[Supplied data — start]
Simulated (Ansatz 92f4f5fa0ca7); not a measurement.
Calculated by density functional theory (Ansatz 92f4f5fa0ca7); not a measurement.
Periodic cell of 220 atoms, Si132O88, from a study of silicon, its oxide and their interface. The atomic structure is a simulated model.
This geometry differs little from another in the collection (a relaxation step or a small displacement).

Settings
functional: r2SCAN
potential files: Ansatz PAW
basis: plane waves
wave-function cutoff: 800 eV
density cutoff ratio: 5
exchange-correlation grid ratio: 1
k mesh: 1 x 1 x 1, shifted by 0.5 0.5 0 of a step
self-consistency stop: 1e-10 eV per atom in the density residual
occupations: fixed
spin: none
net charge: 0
[Supplied data — finish]

### Required action
Exactly reproduce the material above.

### Answer space
Simulated (Ansatz 92f4f5fa0ca7); not a measurement.
Calculated by density functional theory (Ansatz 92f4f5fa0ca7); not a measurement.
Periodic cell of 220 atoms, Si132O88, from a study of silicon, its oxide and their interface. The atomic structure is a simulated model.
This geometry differs little from another in the collection (a relaxation step or a small displacement).

Settings
functional: r2SCAN
potential files: Ansatz PAW
basis: plane waves
wave-function cutoff: 800 eV
density cutoff ratio: 5
exchange-correlation grid ratio: 1
k mesh: 1 x 1 x 1, shifted by 0.5 0.5 0 of a step
self-consistency stop: 1e-10 eV per atom in the density residual
occupations: fixed
spin: none
net charge: 0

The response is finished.